SUPPLIED RECORDS |

● ● ●

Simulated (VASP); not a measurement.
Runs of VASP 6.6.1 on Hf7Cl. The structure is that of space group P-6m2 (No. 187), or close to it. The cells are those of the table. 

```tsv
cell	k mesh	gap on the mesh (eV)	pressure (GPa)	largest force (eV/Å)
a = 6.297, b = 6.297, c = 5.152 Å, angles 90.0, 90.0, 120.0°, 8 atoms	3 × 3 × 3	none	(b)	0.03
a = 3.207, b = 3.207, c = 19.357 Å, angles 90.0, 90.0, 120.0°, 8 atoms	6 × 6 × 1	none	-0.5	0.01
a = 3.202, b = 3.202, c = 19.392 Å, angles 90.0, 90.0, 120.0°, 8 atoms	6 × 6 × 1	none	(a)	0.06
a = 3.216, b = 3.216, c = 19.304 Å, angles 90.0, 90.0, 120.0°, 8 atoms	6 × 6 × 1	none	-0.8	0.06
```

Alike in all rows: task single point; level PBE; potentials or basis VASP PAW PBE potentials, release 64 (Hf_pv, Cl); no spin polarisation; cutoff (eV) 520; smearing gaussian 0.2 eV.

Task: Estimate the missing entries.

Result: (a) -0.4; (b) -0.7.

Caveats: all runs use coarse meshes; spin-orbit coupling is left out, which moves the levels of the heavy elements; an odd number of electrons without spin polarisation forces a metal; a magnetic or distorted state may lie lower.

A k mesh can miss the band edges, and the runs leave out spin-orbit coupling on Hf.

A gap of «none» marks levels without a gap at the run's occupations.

● ● ●

WORK REQUEST | A verbatim transcription is needed of the lines above, starting at the line with "Alike in all" and ending at the line with "A k mesh can", both included, and of nothing else.

RESPONSE |
Alike in all rows: task single point; level PBE; potentials or basis VASP PAW PBE potentials, release 64 (Hf_pv, Cl); no spin polarisation; cutoff (eV) 520; smearing gaussian 0.2 eV.

Task: Estimate the missing entries.

Result: (a) -0.4; (b) -0.7.

Caveats: all runs use coarse meshes; spin-orbit coupling is left out, which moves the levels of the heavy elements; an odd number of electrons without spin polarisation forces a metal; a magnetic or distorted state may lie lower.

A k mesh can miss the band edges, and the runs leave out spin-orbit coupling on Hf.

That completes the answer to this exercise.